---------- The data
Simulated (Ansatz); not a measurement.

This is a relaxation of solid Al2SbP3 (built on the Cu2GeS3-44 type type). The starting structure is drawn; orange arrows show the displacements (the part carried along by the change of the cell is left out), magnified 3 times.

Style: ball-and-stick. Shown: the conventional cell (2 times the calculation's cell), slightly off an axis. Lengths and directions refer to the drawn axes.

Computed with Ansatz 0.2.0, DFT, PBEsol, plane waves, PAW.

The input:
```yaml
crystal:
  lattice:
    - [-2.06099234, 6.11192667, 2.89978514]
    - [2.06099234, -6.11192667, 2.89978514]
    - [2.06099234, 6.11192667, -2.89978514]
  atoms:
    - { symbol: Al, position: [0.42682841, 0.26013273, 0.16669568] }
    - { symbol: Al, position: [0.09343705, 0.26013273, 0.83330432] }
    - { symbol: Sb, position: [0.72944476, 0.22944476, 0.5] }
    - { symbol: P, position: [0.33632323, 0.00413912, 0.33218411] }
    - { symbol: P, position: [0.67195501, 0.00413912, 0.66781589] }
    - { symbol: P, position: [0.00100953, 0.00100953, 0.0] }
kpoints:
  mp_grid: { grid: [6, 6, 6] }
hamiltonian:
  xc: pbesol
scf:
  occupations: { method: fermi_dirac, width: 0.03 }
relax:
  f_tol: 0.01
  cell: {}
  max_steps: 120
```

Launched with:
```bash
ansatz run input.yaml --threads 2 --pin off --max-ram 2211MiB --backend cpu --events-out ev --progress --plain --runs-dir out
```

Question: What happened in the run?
--------------------

Work instruction - Using the data above, restate word for word the lines from its opening line through the line that contains "This is a relaxation", and no more.

Response box -
Simulated (Ansatz); not a measurement.

This is a relaxation of solid Al2SbP3 (built on the Cu2GeS3-44 type type). The starting structure is drawn; orange arrows show the displacements (the part carried along by the change of the cell is left out), magnified 3 times.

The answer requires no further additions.